==========

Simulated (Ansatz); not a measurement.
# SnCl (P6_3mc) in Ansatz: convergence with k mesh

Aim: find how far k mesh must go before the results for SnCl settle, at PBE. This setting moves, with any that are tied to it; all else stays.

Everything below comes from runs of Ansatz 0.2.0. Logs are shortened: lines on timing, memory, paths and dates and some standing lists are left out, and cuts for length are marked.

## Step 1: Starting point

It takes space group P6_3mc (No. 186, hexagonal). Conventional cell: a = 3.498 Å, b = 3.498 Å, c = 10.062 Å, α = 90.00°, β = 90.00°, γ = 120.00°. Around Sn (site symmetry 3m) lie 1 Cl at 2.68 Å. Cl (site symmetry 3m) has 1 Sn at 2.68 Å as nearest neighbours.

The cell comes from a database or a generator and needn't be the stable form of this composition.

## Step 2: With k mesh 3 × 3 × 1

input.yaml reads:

==========

• Activity
Leave out every line above except those from the line with "# SnCl (P6_3mc)" up to and including the line with "The cell comes", and copy those exactly.

• Response
# SnCl (P6_3mc) in Ansatz: convergence with k mesh

Aim: find how far k mesh must go before the results for SnCl settle, at PBE. This setting moves, with any that are tied to it; all else stays.

Everything below comes from runs of Ansatz 0.2.0. Logs are shortened: lines on timing, memory, paths and dates and some standing lists are left out, and cuts for length are marked.

## Step 1: Starting point

It takes space group P6_3mc (No. 186, hexagonal). Conventional cell: a = 3.498 Å, b = 3.498 Å, c = 10.062 Å, α = 90.00°, β = 90.00°, γ = 120.00°. Around Sn (site symmetry 3m) lie 1 Cl at 2.68 Å. Cl (site symmetry 3m) has 1 Sn at 2.68 Å as nearest neighbours.

The cell comes from a database or a generator and needn't be the stable form of this composition.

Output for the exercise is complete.